> **ACTIVITY**:
In the material below, find the line with "Set up this" and the line with "The cell was", then output those two lines and every line between them, exactly.

> **RECORDS SUPPLIED**:
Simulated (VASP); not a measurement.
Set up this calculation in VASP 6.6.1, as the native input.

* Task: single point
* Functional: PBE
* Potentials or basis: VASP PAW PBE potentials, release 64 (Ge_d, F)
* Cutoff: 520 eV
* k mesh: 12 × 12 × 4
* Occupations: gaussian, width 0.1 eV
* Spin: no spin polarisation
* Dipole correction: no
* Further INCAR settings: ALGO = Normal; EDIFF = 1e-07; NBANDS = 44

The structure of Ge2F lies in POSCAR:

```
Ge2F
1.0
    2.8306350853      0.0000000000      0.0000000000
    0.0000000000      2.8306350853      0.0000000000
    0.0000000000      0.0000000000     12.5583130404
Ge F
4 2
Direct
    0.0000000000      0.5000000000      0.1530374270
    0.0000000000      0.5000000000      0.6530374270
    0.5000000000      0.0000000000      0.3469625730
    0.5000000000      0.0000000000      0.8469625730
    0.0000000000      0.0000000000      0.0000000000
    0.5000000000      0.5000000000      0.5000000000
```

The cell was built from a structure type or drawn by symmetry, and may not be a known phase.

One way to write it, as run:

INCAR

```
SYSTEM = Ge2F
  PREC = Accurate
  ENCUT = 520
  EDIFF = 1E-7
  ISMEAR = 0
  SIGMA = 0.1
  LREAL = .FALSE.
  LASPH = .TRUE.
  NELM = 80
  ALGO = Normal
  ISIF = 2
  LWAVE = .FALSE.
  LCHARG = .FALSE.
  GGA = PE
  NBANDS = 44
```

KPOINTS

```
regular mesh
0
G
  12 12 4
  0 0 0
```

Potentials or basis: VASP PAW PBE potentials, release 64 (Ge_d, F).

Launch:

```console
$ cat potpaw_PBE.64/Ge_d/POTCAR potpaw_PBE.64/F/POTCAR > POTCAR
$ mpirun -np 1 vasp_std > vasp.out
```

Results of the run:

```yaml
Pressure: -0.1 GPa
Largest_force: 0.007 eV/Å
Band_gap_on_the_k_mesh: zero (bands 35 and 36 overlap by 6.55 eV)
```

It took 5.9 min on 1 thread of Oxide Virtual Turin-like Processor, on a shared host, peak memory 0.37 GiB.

> **TASK RESPONSE**:
Set up this calculation in VASP 6.6.1, as the native input.

* Task: single point
* Functional: PBE
* Potentials or basis: VASP PAW PBE potentials, release 64 (Ge_d, F)
* Cutoff: 520 eV
* k mesh: 12 × 12 × 4
* Occupations: gaussian, width 0.1 eV
* Spin: no spin polarisation
* Dipole correction: no
* Further INCAR settings: ALGO = Normal; EDIFF = 1e-07; NBANDS = 44

The structure of Ge2F lies in POSCAR:

```
Ge2F
1.0
    2.8306350853      0.0000000000      0.0000000000
    0.0000000000      2.8306350853      0.0000000000
    0.0000000000      0.0000000000     12.5583130404
Ge F
4 2
Direct
    0.0000000000      0.5000000000      0.1530374270
    0.0000000000      0.5000000000      0.6530374270
    0.5000000000      0.0000000000      0.3469625730
    0.5000000000      0.0000000000      0.8469625730
    0.0000000000      0.0000000000      0.0000000000
    0.5000000000      0.5000000000      0.5000000000
```

The cell was built from a structure type or drawn by symmetry, and may not be a known phase.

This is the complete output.